### The data:
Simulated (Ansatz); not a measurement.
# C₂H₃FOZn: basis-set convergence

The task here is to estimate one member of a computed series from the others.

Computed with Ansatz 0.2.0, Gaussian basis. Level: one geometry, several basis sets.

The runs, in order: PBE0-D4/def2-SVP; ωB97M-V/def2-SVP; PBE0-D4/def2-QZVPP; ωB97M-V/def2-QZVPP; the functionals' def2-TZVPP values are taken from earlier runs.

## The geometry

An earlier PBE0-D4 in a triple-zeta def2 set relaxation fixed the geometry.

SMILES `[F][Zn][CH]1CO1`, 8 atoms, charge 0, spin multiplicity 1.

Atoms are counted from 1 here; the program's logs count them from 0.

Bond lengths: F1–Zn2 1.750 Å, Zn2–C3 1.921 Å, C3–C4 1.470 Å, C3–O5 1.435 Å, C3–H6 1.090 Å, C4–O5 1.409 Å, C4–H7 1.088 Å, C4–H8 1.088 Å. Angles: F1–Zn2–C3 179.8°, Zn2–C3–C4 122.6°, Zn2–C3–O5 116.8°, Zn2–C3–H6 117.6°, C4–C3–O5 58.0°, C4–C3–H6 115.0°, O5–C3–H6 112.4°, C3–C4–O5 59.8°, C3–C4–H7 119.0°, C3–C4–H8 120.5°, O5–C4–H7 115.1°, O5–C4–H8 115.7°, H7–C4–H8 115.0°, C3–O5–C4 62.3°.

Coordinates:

### Work request:
Reproduce each line above without any alteration.

### Exercise output:
Simulated (Ansatz); not a measurement.
# C₂H₃FOZn: basis-set convergence

The task here is to estimate one member of a computed series from the others.

Computed with Ansatz 0.2.0, Gaussian basis. Level: one geometry, several basis sets.

The runs, in order: PBE0-D4/def2-SVP; ωB97M-V/def2-SVP; PBE0-D4/def2-QZVPP; ωB97M-V/def2-QZVPP; the functionals' def2-TZVPP values are taken from earlier runs.

## The geometry

An earlier PBE0-D4 in a triple-zeta def2 set relaxation fixed the geometry.

SMILES `[F][Zn][CH]1CO1`, 8 atoms, charge 0, spin multiplicity 1.

Atoms are counted from 1 here; the program's logs count them from 0.

Bond lengths: F1–Zn2 1.750 Å, Zn2–C3 1.921 Å, C3–C4 1.470 Å, C3–O5 1.435 Å, C3–H6 1.090 Å, C4–O5 1.409 Å, C4–H7 1.088 Å, C4–H8 1.088 Å. Angles: F1–Zn2–C3 179.8°, Zn2–C3–C4 122.6°, Zn2–C3–O5 116.8°, Zn2–C3–H6 117.6°, C4–C3–O5 58.0°, C4–C3–H6 115.0°, O5–C3–H6 112.4°, C3–C4–O5 59.8°, C3–C4–H7 119.0°, C3–C4–H8 120.5°, O5–C4–H7 115.1°, O5–C4–H8 115.7°, H7–C4–H8 115.0°, C3–O5–C4 62.3°.

Coordinates:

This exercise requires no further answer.